> ASSIGNMENT: Your output must be a faithful copy of the listing underneath.

### SUPPLIED MATERIAL ###

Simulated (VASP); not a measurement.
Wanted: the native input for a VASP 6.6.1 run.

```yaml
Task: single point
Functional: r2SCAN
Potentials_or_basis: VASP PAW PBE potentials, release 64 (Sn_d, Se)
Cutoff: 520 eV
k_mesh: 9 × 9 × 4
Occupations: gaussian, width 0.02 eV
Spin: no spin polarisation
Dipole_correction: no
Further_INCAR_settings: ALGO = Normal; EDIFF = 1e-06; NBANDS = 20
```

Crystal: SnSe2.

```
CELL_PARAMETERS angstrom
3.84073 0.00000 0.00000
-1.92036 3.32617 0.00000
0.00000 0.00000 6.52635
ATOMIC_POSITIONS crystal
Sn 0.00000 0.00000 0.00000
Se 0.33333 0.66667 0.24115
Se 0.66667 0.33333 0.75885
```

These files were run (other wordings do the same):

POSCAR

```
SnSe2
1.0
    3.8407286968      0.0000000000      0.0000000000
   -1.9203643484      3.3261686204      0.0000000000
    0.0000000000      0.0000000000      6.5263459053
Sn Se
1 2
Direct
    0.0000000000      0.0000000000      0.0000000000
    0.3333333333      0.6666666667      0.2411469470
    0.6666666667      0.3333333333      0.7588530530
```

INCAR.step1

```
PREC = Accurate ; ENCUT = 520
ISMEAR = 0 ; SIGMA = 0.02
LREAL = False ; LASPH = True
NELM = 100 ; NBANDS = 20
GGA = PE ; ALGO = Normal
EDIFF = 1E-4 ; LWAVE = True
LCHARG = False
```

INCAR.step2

###

> ANSWER SECTION:
Simulated (VASP); not a measurement.
Wanted: the native input for a VASP 6.6.1 run.

```yaml
Task: single point
Functional: r2SCAN
Potentials_or_basis: VASP PAW PBE potentials, release 64 (Sn_d, Se)
Cutoff: 520 eV
k_mesh: 9 × 9 × 4
Occupations: gaussian, width 0.02 eV
Spin: no spin polarisation
Dipole_correction: no
Further_INCAR_settings: ALGO = Normal; EDIFF = 1e-06; NBANDS = 20
```

Crystal: SnSe2.

```
CELL_PARAMETERS angstrom
3.84073 0.00000 0.00000
-1.92036 3.32617 0.00000
0.00000 0.00000 6.52635
ATOMIC_POSITIONS crystal
Sn 0.00000 0.00000 0.00000
Se 0.33333 0.66667 0.24115
Se 0.66667 0.33333 0.75885
```

These files were run (other wordings do the same):

POSCAR

```
SnSe2
1.0
    3.8407286968      0.0000000000      0.0000000000
   -1.9203643484      3.3261686204      0.0000000000
    0.0000000000      0.0000000000      6.5263459053
Sn Se
1 2
Direct
    0.0000000000      0.0000000000      0.0000000000
    0.3333333333      0.6666666667      0.2411469470
    0.6666666667      0.3333333333      0.7588530530
```

INCAR.step1

```
PREC = Accurate ; ENCUT = 520
ISMEAR = 0 ; SIGMA = 0.02
LREAL = False ; LASPH = True
NELM = 100 ; NBANDS = 20
GGA = PE ; ALGO = Normal
EDIFF = 1E-4 ; LWAVE = True
LCHARG = False
```

INCAR.step2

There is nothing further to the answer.